Records provided:
▼
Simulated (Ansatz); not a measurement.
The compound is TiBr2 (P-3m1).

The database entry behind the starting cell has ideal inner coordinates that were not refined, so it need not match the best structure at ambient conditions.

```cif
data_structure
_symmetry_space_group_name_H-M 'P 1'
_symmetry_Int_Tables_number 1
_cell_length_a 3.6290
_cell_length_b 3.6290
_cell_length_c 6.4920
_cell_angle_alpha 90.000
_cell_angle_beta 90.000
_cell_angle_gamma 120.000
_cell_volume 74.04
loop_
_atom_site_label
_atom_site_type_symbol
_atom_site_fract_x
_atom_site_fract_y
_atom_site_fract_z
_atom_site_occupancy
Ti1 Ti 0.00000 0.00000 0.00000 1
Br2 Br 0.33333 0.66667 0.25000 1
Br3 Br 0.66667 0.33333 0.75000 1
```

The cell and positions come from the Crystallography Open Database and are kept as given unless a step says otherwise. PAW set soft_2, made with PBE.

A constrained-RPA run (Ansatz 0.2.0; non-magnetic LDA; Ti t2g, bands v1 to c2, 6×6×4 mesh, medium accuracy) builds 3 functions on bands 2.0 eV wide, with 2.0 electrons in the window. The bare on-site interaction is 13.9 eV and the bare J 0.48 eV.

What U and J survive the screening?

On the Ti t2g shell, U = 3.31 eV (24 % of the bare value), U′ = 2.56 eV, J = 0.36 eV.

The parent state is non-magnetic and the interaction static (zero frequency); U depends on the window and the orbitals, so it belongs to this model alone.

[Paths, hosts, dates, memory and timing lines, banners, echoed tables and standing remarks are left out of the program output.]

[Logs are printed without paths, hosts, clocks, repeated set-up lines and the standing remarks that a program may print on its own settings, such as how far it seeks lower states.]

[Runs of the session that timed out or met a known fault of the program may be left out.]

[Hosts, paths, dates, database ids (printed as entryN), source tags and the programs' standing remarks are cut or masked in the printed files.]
▲

Activity: Your answer should be the lines above from the one containing "[Paths, hosts, dates, memory" through the one containing "[Runs of the", copied exactly and with both ends kept.

Expected answer:
[Paths, hosts, dates, memory and timing lines, banners, echoed tables and standing remarks are left out of the program output.]

[Logs are printed without paths, hosts, clocks, repeated set-up lines and the standing remarks that a program may print on its own settings, such as how far it seeks lower states.]

[Runs of the session that timed out or met a known fault of the program may be left out.]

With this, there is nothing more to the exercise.